ASSIGNED TASK ::
Copy the first line of the material below and every later line through the line containing "It boils at 371.5 K under 1 atm.", without any other output.

SUPPLIED RECORDS ::
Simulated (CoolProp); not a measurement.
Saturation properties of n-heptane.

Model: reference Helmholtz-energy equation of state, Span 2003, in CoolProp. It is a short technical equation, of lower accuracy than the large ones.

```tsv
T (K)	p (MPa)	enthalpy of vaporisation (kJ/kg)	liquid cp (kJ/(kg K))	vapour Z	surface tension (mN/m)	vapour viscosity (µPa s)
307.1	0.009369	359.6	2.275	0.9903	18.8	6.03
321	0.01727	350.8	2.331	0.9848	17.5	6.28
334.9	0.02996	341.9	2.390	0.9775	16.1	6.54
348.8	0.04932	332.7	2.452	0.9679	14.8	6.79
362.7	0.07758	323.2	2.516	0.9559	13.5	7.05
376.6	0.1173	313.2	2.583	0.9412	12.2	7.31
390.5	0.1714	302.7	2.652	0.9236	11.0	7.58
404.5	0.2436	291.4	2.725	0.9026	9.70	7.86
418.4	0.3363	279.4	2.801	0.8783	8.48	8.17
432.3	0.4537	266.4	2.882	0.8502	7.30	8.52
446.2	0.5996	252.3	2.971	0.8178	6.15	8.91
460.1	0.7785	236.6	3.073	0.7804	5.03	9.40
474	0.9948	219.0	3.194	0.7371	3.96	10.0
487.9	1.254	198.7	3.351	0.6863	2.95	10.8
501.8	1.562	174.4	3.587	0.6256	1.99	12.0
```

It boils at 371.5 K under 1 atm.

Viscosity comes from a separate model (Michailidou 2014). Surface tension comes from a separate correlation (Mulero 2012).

ANSWER SPACE ::
Simulated (CoolProp); not a measurement.
Saturation properties of n-heptane.

Model: reference Helmholtz-energy equation of state, Span 2003, in CoolProp. It is a short technical equation, of lower accuracy than the large ones.

```tsv
T (K)	p (MPa)	enthalpy of vaporisation (kJ/kg)	liquid cp (kJ/(kg K))	vapour Z	surface tension (mN/m)	vapour viscosity (µPa s)
307.1	0.009369	359.6	2.275	0.9903	18.8	6.03
321	0.01727	350.8	2.331	0.9848	17.5	6.28
334.9	0.02996	341.9	2.390	0.9775	16.1	6.54
348.8	0.04932	332.7	2.452	0.9679	14.8	6.79
362.7	0.07758	323.2	2.516	0.9559	13.5	7.05
376.6	0.1173	313.2	2.583	0.9412	12.2	7.31
390.5	0.1714	302.7	2.652	0.9236	11.0	7.58
404.5	0.2436	291.4	2.725	0.9026	9.70	7.86
418.4	0.3363	279.4	2.801	0.8783	8.48	8.17
432.3	0.4537	266.4	2.882	0.8502	7.30	8.52
446.2	0.5996	252.3	2.971	0.8178	6.15	8.91
460.1	0.7785	236.6	3.073	0.7804	5.03	9.40
474	0.9948	219.0	3.194	0.7371	3.96	10.0
487.9	1.254	198.7	3.351	0.6863	2.95	10.8
501.8	1.562	174.4	3.587	0.6256	1.99	12.0
```

It boils at 371.5 K under 1 atm.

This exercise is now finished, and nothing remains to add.